- Brief -
Print the data below exactly, but only the lines from the one containing "All numbers are" down to the one containing "Symmetry: Fm-3m, No.", inclusive.

*** Extracted records ***

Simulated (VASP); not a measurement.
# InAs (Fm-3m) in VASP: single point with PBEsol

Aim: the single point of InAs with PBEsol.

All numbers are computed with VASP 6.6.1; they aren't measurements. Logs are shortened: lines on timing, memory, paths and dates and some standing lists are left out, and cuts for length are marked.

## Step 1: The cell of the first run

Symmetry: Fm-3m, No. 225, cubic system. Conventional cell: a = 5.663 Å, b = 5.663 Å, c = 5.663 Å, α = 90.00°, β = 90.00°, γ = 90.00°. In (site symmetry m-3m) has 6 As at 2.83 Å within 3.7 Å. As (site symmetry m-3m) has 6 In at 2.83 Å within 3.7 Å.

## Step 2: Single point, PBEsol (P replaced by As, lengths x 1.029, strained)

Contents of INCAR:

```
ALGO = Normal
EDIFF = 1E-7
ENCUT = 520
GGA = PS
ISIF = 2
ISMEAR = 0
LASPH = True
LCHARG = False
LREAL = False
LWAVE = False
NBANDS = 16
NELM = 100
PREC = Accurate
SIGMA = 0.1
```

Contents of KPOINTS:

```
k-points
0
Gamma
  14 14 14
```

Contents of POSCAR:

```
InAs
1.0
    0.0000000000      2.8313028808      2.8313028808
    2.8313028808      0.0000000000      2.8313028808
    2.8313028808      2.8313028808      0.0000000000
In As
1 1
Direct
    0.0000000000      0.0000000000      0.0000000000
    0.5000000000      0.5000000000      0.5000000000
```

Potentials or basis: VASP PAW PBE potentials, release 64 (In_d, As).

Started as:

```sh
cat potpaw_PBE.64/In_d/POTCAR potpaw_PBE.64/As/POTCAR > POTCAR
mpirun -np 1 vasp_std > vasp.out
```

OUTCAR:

***

- Your response -
All numbers are computed with VASP 6.6.1; they aren't measurements. Logs are shortened: lines on timing, memory, paths and dates and some standing lists are left out, and cuts for length are marked.

## Step 1: The cell of the first run

Symmetry: Fm-3m, No. 225, cubic system. Conventional cell: a = 5.663 Å, b = 5.663 Å, c = 5.663 Å, α = 90.00°, β = 90.00°, γ = 90.00°. In (site symmetry m-3m) has 6 As at 2.83 Å within 3.7 Å. As (site symmetry m-3m) has 6 In at 2.83 Å within 3.7 Å.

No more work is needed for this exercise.